● Assignment: Repeat the entries exactly, keeping every line as it is.

____ Dataset content

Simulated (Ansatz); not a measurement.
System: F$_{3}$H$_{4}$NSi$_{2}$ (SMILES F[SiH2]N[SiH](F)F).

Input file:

________

● Answer section:
Simulated (Ansatz); not a measurement.
System: F$_{3}$H$_{4}$NSi$_{2}$ (SMILES F[SiH2]N[SiH](F)F).

Input file:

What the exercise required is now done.